• REQUIREMENT
Look through the listing below and write out exactly the lines from the line with "Computed with Ansatz" to the line with "Symmetry: R-3m, No.", both included, and no others.

• MATERIAL SHOWN
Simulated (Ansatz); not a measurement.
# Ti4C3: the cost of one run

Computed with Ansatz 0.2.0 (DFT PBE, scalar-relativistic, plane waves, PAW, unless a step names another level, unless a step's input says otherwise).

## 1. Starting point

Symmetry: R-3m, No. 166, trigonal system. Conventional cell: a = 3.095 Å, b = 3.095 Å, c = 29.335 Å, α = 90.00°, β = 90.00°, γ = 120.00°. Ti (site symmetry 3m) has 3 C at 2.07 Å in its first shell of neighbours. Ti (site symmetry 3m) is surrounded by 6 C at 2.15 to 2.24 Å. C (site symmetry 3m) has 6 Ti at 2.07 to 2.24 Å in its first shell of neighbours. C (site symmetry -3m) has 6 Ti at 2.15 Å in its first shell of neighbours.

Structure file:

• SOLUTION
Computed with Ansatz 0.2.0 (DFT PBE, scalar-relativistic, plane waves, PAW, unless a step names another level, unless a step's input says otherwise).

## 1. Starting point

Symmetry: R-3m, No. 166, trigonal system. Conventional cell: a = 3.095 Å, b = 3.095 Å, c = 29.335 Å, α = 90.00°, β = 90.00°, γ = 120.00°. Ti (site symmetry 3m) has 3 C at 2.07 Å in its first shell of neighbours. Ti (site symmetry 3m) is surrounded by 6 C at 2.15 to 2.24 Å. C (site symmetry 3m) has 6 Ti at 2.07 to 2.24 Å in its first shell of neighbours. C (site symmetry -3m) has 6 Ti at 2.15 Å in its first shell of neighbours.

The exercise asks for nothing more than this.